Raw data:
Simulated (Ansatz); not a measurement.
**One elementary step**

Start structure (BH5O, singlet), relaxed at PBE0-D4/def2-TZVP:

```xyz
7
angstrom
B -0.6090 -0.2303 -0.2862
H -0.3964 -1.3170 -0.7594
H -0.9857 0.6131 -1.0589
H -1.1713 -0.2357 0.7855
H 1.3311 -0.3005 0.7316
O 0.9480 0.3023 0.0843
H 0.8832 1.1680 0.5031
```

Requirement: Each record, exactly as written, is to be printed again.

Task answer:
Simulated (Ansatz); not a measurement.
**One elementary step**

Start structure (BH5O, singlet), relaxed at PBE0-D4/def2-TZVP:

```xyz
7
angstrom
B -0.6090 -0.2303 -0.2862
H -0.3964 -1.3170 -0.7594
H -0.9857 0.6131 -1.0589
H -1.1713 -0.2357 0.7855
H 1.3311 -0.3005 0.7316
O 0.9480 0.3023 0.0843
H 0.8832 1.1680 0.5031
```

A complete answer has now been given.